_EXERCISE_:
Could you print every line from the first one of the records below through the line containing "change on relaxing?", with both included and nothing else?

_EXTRACTED INFORMATION_:
--- START ---
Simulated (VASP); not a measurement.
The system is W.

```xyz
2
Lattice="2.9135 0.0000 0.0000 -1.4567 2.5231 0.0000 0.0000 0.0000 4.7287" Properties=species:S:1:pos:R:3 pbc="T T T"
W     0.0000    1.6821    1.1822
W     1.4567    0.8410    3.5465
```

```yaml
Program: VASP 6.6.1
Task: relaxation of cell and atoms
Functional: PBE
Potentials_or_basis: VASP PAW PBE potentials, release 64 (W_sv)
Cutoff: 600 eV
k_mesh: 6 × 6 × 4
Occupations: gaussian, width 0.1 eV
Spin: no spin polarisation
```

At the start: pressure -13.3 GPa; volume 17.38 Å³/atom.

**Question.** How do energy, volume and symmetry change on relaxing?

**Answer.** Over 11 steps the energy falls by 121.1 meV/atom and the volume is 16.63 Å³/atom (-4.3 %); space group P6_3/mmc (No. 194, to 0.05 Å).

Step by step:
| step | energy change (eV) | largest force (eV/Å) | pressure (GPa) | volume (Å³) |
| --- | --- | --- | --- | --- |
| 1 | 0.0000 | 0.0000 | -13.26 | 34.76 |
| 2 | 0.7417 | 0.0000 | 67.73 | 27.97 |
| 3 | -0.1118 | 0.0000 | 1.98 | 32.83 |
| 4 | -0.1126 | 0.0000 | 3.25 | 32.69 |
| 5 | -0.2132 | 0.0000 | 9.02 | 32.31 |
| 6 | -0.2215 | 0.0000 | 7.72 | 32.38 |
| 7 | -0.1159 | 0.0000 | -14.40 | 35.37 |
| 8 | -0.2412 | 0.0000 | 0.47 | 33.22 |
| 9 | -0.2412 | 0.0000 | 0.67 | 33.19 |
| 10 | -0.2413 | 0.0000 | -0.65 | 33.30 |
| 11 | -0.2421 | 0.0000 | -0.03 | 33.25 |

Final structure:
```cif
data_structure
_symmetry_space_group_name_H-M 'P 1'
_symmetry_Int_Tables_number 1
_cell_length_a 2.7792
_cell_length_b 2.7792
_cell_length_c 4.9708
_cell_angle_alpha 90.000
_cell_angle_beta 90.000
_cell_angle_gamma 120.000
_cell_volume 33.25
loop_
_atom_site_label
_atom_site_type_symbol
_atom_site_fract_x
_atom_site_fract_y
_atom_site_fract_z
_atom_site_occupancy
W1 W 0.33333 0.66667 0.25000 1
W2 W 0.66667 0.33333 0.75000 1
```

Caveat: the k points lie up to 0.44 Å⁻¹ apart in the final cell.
--- END ---

_WRITTEN REPLY_:
Simulated (VASP); not a measurement.
The system is W.

```xyz
2
Lattice="2.9135 0.0000 0.0000 -1.4567 2.5231 0.0000 0.0000 0.0000 4.7287" Properties=species:S:1:pos:R:3 pbc="T T T"
W     0.0000    1.6821    1.1822
W     1.4567    0.8410    3.5465
```

```yaml
Program: VASP 6.6.1
Task: relaxation of cell and atoms
Functional: PBE
Potentials_or_basis: VASP PAW PBE potentials, release 64 (W_sv)
Cutoff: 600 eV
k_mesh: 6 × 6 × 4
Occupations: gaussian, width 0.1 eV
Spin: no spin polarisation
```

At the start: pressure -13.3 GPa; volume 17.38 Å³/atom.

**Question.** How do energy, volume and symmetry change on relaxing?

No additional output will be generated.